Exercise:
Starting with the first line and ending with the line that holds "LDA's correlation is", repeat the material exactly.

Given records:
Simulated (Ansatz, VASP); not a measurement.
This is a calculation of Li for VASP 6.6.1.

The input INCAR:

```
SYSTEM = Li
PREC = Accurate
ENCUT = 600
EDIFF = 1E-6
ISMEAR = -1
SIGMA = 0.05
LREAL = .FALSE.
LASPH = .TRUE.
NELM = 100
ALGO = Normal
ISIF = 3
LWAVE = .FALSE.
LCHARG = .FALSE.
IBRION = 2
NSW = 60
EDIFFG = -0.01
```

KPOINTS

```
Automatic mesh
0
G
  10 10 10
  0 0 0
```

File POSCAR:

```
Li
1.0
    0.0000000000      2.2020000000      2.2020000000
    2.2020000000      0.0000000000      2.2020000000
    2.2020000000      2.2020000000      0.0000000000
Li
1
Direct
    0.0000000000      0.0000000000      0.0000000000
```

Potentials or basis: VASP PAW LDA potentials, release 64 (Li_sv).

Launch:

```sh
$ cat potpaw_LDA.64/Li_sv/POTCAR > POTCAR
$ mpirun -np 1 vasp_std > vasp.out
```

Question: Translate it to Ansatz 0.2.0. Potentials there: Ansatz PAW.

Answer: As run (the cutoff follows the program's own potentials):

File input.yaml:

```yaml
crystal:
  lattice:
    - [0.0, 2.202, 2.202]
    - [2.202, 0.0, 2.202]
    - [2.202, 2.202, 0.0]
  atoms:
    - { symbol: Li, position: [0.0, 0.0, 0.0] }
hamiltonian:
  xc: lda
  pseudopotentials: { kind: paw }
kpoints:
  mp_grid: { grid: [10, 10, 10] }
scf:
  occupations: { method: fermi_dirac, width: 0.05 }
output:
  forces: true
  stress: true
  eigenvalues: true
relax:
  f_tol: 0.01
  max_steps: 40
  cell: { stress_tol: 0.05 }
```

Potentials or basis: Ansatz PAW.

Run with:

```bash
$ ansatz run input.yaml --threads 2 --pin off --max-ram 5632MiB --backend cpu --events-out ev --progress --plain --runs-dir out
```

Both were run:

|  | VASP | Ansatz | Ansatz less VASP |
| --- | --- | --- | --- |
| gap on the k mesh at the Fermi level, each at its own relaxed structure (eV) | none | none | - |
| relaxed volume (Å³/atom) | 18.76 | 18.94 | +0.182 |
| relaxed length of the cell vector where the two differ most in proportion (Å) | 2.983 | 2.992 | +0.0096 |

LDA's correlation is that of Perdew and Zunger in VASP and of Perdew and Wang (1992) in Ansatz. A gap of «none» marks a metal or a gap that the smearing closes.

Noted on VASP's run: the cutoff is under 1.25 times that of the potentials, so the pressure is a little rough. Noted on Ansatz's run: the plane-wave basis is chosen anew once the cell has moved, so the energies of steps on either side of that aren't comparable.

Exercise solution:
Simulated (Ansatz, VASP); not a measurement.
This is a calculation of Li for VASP 6.6.1.

The input INCAR:

```
SYSTEM = Li
PREC = Accurate
ENCUT = 600
EDIFF = 1E-6
ISMEAR = -1
SIGMA = 0.05
LREAL = .FALSE.
LASPH = .TRUE.
NELM = 100
ALGO = Normal
ISIF = 3
LWAVE = .FALSE.
LCHARG = .FALSE.
IBRION = 2
NSW = 60
EDIFFG = -0.01
```

KPOINTS

```
Automatic mesh
0
G
  10 10 10
  0 0 0
```

File POSCAR:

```
Li
1.0
    0.0000000000      2.2020000000      2.2020000000
    2.2020000000      0.0000000000      2.2020000000
    2.2020000000      2.2020000000      0.0000000000
Li
1
Direct
    0.0000000000      0.0000000000      0.0000000000
```

Potentials or basis: VASP PAW LDA potentials, release 64 (Li_sv).

Launch:

```sh
$ cat potpaw_LDA.64/Li_sv/POTCAR > POTCAR
$ mpirun -np 1 vasp_std > vasp.out
```

Question: Translate it to Ansatz 0.2.0. Potentials there: Ansatz PAW.

Answer: As run (the cutoff follows the program's own potentials):

File input.yaml:

```yaml
crystal:
  lattice:
    - [0.0, 2.202, 2.202]
    - [2.202, 0.0, 2.202]
    - [2.202, 2.202, 0.0]
  atoms:
    - { symbol: Li, position: [0.0, 0.0, 0.0] }
hamiltonian:
  xc: lda
  pseudopotentials: { kind: paw }
kpoints:
  mp_grid: { grid: [10, 10, 10] }
scf:
  occupations: { method: fermi_dirac, width: 0.05 }
output:
  forces: true
  stress: true
  eigenvalues: true
relax:
  f_tol: 0.01
  max_steps: 40
  cell: { stress_tol: 0.05 }
```

Potentials or basis: Ansatz PAW.

Run with:

```bash
$ ansatz run input.yaml --threads 2 --pin off --max-ram 5632MiB --backend cpu --events-out ev --progress --plain --runs-dir out
```

Both were run:

|  | VASP | Ansatz | Ansatz less VASP |
| --- | --- | --- | --- |
| gap on the k mesh at the Fermi level, each at its own relaxed structure (eV) | none | none | - |
| relaxed volume (Å³/atom) | 18.76 | 18.94 | +0.182 |
| relaxed length of the cell vector where the two differ most in proportion (Å) | 2.983 | 2.992 | +0.0096 |

LDA's correlation is that of Perdew and Zunger in VASP and of Perdew and Wang (1992) in Ansatz. A gap of «none» marks a metal or a gap that the smearing closes.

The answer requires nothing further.